= = = = =

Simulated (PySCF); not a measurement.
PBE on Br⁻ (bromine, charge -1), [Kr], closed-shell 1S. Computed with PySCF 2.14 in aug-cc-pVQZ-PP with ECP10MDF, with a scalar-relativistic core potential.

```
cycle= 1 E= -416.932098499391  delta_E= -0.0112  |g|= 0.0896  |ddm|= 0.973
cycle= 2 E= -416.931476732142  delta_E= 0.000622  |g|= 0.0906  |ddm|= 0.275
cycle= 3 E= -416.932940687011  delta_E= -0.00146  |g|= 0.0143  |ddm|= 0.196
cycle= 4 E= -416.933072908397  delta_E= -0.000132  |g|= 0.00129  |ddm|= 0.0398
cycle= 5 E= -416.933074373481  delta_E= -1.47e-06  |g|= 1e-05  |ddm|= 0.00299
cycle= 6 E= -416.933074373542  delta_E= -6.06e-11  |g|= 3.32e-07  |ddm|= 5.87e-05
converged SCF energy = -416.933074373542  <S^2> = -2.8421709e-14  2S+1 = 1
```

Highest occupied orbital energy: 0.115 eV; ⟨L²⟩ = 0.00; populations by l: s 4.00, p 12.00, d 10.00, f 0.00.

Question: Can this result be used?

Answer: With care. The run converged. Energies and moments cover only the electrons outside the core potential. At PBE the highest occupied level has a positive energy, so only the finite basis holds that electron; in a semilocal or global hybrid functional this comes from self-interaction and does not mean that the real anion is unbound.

= = = = =

> _Activity_
Print exactly, and only, the lines beginning at the top of the listing and ending at the line with "Question: Can this result be used?".

> _Response area_
Simulated (PySCF); not a measurement.
PBE on Br⁻ (bromine, charge -1), [Kr], closed-shell 1S. Computed with PySCF 2.14 in aug-cc-pVQZ-PP with ECP10MDF, with a scalar-relativistic core potential.

```
cycle= 1 E= -416.932098499391  delta_E= -0.0112  |g|= 0.0896  |ddm|= 0.973
cycle= 2 E= -416.931476732142  delta_E= 0.000622  |g|= 0.0906  |ddm|= 0.275
cycle= 3 E= -416.932940687011  delta_E= -0.00146  |g|= 0.0143  |ddm|= 0.196
cycle= 4 E= -416.933072908397  delta_E= -0.000132  |g|= 0.00129  |ddm|= 0.0398
cycle= 5 E= -416.933074373481  delta_E= -1.47e-06  |g|= 1e-05  |ddm|= 0.00299
cycle= 6 E= -416.933074373542  delta_E= -6.06e-11  |g|= 3.32e-07  |ddm|= 5.87e-05
converged SCF energy = -416.933074373542  <S^2> = -2.8421709e-14  2S+1 = 1
```

Highest occupied orbital energy: 0.115 eV; ⟨L²⟩ = 0.00; populations by l: s 4.00, p 12.00, d 10.00, f 0.00.

Question: Can this result be used?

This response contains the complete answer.